Below are the records; output them exactly from the first line through the line with "how much memory?", stopping there.

» **Entries supplied**
▬▬▬▬▬▬
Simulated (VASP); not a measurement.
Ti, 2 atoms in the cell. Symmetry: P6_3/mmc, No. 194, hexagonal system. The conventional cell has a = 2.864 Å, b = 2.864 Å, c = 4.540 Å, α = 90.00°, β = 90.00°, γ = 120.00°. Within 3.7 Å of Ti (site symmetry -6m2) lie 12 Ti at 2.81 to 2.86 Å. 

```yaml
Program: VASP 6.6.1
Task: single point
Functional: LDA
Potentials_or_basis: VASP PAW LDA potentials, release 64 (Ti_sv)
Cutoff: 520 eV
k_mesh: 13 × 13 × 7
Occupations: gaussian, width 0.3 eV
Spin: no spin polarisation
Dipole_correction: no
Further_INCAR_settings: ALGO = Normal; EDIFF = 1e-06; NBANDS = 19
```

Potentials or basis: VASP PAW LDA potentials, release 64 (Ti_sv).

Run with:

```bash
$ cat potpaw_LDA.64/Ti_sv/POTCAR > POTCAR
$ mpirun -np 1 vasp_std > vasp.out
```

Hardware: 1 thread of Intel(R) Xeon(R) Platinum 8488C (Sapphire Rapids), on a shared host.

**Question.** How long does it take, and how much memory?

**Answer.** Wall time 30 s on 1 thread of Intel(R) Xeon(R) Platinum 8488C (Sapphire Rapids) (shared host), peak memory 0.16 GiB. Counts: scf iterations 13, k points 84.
▬▬▬▬▬▬

» **Written reply**
Simulated (VASP); not a measurement.
Ti, 2 atoms in the cell. Symmetry: P6_3/mmc, No. 194, hexagonal system. The conventional cell has a = 2.864 Å, b = 2.864 Å, c = 4.540 Å, α = 90.00°, β = 90.00°, γ = 120.00°. Within 3.7 Å of Ti (site symmetry -6m2) lie 12 Ti at 2.81 to 2.86 Å. 

```yaml
Program: VASP 6.6.1
Task: single point
Functional: LDA
Potentials_or_basis: VASP PAW LDA potentials, release 64 (Ti_sv)
Cutoff: 520 eV
k_mesh: 13 × 13 × 7
Occupations: gaussian, width 0.3 eV
Spin: no spin polarisation
Dipole_correction: no
Further_INCAR_settings: ALGO = Normal; EDIFF = 1e-06; NBANDS = 19
```

Potentials or basis: VASP PAW LDA potentials, release 64 (Ti_sv).

Run with:

```bash
$ cat potpaw_LDA.64/Ti_sv/POTCAR > POTCAR
$ mpirun -np 1 vasp_std > vasp.out
```

Hardware: 1 thread of Intel(R) Xeon(R) Platinum 8488C (Sapphire Rapids), on a shared host.

**Question.** How long does it take, and how much memory?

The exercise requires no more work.